▸ ASSIGNED TASK
Repeat exactly each line of the data provided below.

▸ RAW DATA
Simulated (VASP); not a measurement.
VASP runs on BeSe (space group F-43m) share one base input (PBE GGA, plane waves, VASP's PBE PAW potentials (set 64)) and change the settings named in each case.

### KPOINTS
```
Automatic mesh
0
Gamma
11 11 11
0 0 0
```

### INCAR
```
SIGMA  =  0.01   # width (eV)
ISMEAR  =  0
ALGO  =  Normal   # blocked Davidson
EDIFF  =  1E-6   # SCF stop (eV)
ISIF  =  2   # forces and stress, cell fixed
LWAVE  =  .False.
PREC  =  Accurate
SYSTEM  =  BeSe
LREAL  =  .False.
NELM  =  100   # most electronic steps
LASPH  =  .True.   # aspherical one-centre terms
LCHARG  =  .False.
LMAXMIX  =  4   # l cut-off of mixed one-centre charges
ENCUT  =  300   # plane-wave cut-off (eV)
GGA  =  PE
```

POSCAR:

▸ WRITTEN ANSWER
Simulated (VASP); not a measurement.
VASP runs on BeSe (space group F-43m) share one base input (PBE GGA, plane waves, VASP's PBE PAW potentials (set 64)) and change the settings named in each case.

### KPOINTS
```
Automatic mesh
0
Gamma
11 11 11
0 0 0
```

### INCAR
```
SIGMA  =  0.01   # width (eV)
ISMEAR  =  0
ALGO  =  Normal   # blocked Davidson
EDIFF  =  1E-6   # SCF stop (eV)
ISIF  =  2   # forces and stress, cell fixed
LWAVE  =  .False.
PREC  =  Accurate
SYSTEM  =  BeSe
LREAL  =  .False.
NELM  =  100   # most electronic steps
LASPH  =  .True.   # aspherical one-centre terms
LCHARG  =  .False.
LMAXMIX  =  4   # l cut-off of mixed one-centre charges
ENCUT  =  300   # plane-wave cut-off (eV)
GGA  =  PE
```

POSCAR:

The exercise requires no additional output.